#### [Task item]
Copy out the first line of the listing and every line after it, exactly, until you have copied the line containing "Q: Predict the".

#### [Listed records]
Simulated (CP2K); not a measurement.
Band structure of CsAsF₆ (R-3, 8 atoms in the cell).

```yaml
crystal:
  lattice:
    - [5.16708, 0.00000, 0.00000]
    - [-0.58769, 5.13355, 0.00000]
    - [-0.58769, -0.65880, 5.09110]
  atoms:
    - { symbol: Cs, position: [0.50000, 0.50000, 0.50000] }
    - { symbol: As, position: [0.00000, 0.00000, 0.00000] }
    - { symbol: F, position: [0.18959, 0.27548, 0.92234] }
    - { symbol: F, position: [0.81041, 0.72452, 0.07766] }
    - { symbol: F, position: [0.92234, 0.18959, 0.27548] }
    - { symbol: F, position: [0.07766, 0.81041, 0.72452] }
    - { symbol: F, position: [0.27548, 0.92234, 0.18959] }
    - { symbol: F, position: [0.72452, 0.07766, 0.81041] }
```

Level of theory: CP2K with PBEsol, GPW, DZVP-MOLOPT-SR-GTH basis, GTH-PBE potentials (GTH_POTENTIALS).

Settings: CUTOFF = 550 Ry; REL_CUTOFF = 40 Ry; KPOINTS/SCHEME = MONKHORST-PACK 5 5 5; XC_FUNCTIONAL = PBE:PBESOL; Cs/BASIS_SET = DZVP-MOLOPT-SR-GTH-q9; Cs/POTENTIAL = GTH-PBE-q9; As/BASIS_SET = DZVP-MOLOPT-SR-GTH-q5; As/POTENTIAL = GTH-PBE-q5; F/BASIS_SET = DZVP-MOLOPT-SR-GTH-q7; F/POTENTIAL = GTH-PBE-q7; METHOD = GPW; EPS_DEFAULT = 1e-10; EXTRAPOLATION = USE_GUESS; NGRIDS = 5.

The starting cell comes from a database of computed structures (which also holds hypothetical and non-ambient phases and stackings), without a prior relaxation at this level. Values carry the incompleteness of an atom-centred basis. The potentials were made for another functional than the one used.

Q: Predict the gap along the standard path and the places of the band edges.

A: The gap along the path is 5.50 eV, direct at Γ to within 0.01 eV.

#### [Response box]
Simulated (CP2K); not a measurement.
Band structure of CsAsF₆ (R-3, 8 atoms in the cell).

```yaml
crystal:
  lattice:
    - [5.16708, 0.00000, 0.00000]
    - [-0.58769, 5.13355, 0.00000]
    - [-0.58769, -0.65880, 5.09110]
  atoms:
    - { symbol: Cs, position: [0.50000, 0.50000, 0.50000] }
    - { symbol: As, position: [0.00000, 0.00000, 0.00000] }
    - { symbol: F, position: [0.18959, 0.27548, 0.92234] }
    - { symbol: F, position: [0.81041, 0.72452, 0.07766] }
    - { symbol: F, position: [0.92234, 0.18959, 0.27548] }
    - { symbol: F, position: [0.07766, 0.81041, 0.72452] }
    - { symbol: F, position: [0.27548, 0.92234, 0.18959] }
    - { symbol: F, position: [0.72452, 0.07766, 0.81041] }
```

Level of theory: CP2K with PBEsol, GPW, DZVP-MOLOPT-SR-GTH basis, GTH-PBE potentials (GTH_POTENTIALS).

Settings: CUTOFF = 550 Ry; REL_CUTOFF = 40 Ry; KPOINTS/SCHEME = MONKHORST-PACK 5 5 5; XC_FUNCTIONAL = PBE:PBESOL; Cs/BASIS_SET = DZVP-MOLOPT-SR-GTH-q9; Cs/POTENTIAL = GTH-PBE-q9; As/BASIS_SET = DZVP-MOLOPT-SR-GTH-q5; As/POTENTIAL = GTH-PBE-q5; F/BASIS_SET = DZVP-MOLOPT-SR-GTH-q7; F/POTENTIAL = GTH-PBE-q7; METHOD = GPW; EPS_DEFAULT = 1e-10; EXTRAPOLATION = USE_GUESS; NGRIDS = 5.

The starting cell comes from a database of computed structures (which also holds hypothetical and non-ambient phases and stackings), without a prior relaxation at this level. Values carry the incompleteness of an atom-centred basis. The potentials were made for another functional than the one used.

Q: Predict the gap along the standard path and the places of the band edges.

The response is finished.